• Exercise
Set down every entry below exactly as it stands.

[[ Provided information, beginning ]]

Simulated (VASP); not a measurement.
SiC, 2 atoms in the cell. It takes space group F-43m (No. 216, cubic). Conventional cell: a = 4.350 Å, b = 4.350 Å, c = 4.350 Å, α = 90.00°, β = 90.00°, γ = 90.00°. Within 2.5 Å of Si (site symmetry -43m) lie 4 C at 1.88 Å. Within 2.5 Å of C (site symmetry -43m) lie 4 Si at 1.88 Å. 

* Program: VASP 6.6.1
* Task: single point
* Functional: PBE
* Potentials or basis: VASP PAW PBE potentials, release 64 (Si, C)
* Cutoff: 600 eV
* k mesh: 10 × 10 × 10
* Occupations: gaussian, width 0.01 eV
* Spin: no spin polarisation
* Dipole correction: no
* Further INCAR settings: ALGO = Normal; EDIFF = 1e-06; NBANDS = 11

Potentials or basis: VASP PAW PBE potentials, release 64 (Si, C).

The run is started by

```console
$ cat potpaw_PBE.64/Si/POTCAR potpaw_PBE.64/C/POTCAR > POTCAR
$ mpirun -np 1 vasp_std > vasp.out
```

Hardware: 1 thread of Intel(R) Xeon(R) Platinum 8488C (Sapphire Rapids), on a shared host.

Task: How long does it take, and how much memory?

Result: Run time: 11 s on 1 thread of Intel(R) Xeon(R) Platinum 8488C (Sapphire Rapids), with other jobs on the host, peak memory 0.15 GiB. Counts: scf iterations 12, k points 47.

[[ Provided information, end ]]

• Task answer
Simulated (VASP); not a measurement.
SiC, 2 atoms in the cell. It takes space group F-43m (No. 216, cubic). Conventional cell: a = 4.350 Å, b = 4.350 Å, c = 4.350 Å, α = 90.00°, β = 90.00°, γ = 90.00°. Within 2.5 Å of Si (site symmetry -43m) lie 4 C at 1.88 Å. Within 2.5 Å of C (site symmetry -43m) lie 4 Si at 1.88 Å. 

* Program: VASP 6.6.1
* Task: single point
* Functional: PBE
* Potentials or basis: VASP PAW PBE potentials, release 64 (Si, C)
* Cutoff: 600 eV
* k mesh: 10 × 10 × 10
* Occupations: gaussian, width 0.01 eV
* Spin: no spin polarisation
* Dipole correction: no
* Further INCAR settings: ALGO = Normal; EDIFF = 1e-06; NBANDS = 11

Potentials or basis: VASP PAW PBE potentials, release 64 (Si, C).

The run is started by

```console
$ cat potpaw_PBE.64/Si/POTCAR potpaw_PBE.64/C/POTCAR > POTCAR
$ mpirun -np 1 vasp_std > vasp.out
```

Hardware: 1 thread of Intel(R) Xeon(R) Platinum 8488C (Sapphire Rapids), on a shared host.

Task: How long does it take, and how much memory?

Result: Run time: 11 s on 1 thread of Intel(R) Xeon(R) Platinum 8488C (Sapphire Rapids), with other jobs on the host, peak memory 0.15 GiB. Counts: scf iterations 12, k points 47.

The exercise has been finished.